# Work item
Print, exactly and completely, every entry in the data.

━━━ Information provided
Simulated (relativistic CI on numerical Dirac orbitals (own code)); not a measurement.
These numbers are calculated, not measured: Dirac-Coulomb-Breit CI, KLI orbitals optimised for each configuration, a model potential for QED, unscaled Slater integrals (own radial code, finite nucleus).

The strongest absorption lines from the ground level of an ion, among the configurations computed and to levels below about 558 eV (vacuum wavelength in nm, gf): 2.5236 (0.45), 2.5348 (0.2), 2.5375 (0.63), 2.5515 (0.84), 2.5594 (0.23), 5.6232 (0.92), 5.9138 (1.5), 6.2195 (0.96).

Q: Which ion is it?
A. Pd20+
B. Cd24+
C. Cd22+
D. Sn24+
━━━━━━

# Response
Simulated (relativistic CI on numerical Dirac orbitals (own code)); not a measurement.
These numbers are calculated, not measured: Dirac-Coulomb-Breit CI, KLI orbitals optimised for each configuration, a model potential for QED, unscaled Slater integrals (own radial code, finite nucleus).

The strongest absorption lines from the ground level of an ion, among the configurations computed and to levels below about 558 eV (vacuum wavelength in nm, gf): 2.5236 (0.45), 2.5348 (0.2), 2.5375 (0.63), 2.5515 (0.84), 2.5594 (0.23), 5.6232 (0.92), 5.9138 (1.5), 6.2195 (0.96).

Q: Which ion is it?
A. Pd20+
B. Cd24+
C. Cd22+
D. Sn24+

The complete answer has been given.